*Data provided:*
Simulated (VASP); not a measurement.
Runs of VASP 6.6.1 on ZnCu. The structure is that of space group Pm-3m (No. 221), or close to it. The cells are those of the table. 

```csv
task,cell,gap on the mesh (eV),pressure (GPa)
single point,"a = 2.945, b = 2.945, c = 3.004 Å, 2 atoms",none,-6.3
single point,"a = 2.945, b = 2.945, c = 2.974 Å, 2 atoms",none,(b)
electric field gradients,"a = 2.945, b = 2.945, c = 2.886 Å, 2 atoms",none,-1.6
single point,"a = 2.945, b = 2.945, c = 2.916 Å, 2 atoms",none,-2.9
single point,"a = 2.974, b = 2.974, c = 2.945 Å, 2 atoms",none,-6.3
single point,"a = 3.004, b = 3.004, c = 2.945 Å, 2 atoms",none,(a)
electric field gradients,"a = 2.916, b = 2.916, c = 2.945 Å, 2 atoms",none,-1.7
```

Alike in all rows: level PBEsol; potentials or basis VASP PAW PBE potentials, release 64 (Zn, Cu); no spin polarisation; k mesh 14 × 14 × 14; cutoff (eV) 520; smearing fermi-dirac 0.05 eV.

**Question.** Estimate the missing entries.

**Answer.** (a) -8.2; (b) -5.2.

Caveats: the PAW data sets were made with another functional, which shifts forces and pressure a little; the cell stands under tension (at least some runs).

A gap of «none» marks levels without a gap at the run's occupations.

*Work item:* Above are the entries. Copy exactly the part that opens with the line containing "Alike in all" and closes with the line containing "Caveats: the PAW", and no more.

*Your response:*
Alike in all rows: level PBEsol; potentials or basis VASP PAW PBE potentials, release 64 (Zn, Cu); no spin polarisation; k mesh 14 × 14 × 14; cutoff (eV) 520; smearing fermi-dirac 0.05 eV.

**Question.** Estimate the missing entries.

**Answer.** (a) -8.2; (b) -5.2.

Caveats: the PAW data sets were made with another functional, which shifts forces and pressure a little; the cell stands under tension (at least some runs).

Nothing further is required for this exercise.